Assignment:
Write the records out again, exactly as they stand below.

Data section:
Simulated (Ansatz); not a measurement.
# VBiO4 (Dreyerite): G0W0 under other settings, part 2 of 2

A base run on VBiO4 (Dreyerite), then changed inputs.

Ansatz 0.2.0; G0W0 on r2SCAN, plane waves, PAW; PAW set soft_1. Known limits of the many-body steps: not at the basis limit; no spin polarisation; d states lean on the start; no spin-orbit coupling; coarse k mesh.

Written answer:
Simulated (Ansatz); not a measurement.
# VBiO4 (Dreyerite): G0W0 under other settings, part 2 of 2

A base run on VBiO4 (Dreyerite), then changed inputs.

Ansatz 0.2.0; G0W0 on r2SCAN, plane waves, PAW; PAW set soft_1. Known limits of the many-body steps: not at the basis limit; no spin polarisation; d states lean on the start; no spin-orbit coupling; coarse k mesh.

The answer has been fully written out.